■ DATA EXCERPTS:
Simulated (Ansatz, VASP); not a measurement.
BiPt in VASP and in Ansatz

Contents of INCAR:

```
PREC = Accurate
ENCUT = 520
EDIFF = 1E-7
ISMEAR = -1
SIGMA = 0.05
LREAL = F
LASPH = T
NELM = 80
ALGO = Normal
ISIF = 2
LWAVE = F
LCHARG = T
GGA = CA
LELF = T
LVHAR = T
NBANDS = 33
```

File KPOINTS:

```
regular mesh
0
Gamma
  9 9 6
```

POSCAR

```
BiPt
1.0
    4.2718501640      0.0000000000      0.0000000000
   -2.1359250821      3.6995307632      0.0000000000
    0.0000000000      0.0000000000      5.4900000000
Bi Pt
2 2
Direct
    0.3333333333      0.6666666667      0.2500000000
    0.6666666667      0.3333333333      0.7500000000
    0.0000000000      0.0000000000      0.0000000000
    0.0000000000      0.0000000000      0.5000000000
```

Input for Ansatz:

■ ACTIVITY: The answer must be an exact reproduction of all the records.

■ RESPONSE BOX:
Simulated (Ansatz, VASP); not a measurement.
BiPt in VASP and in Ansatz

Contents of INCAR:

```
PREC = Accurate
ENCUT = 520
EDIFF = 1E-7
ISMEAR = -1
SIGMA = 0.05
LREAL = F
LASPH = T
NELM = 80
ALGO = Normal
ISIF = 2
LWAVE = F
LCHARG = T
GGA = CA
LELF = T
LVHAR = T
NBANDS = 33
```

File KPOINTS:

```
regular mesh
0
Gamma
  9 9 6
```

POSCAR

```
BiPt
1.0
    4.2718501640      0.0000000000      0.0000000000
   -2.1359250821      3.6995307632      0.0000000000
    0.0000000000      0.0000000000      5.4900000000
Bi Pt
2 2
Direct
    0.3333333333      0.6666666667      0.2500000000
    0.6666666667      0.3333333333      0.7500000000
    0.0000000000      0.0000000000      0.0000000000
    0.0000000000      0.0000000000      0.5000000000
```

Input for Ansatz:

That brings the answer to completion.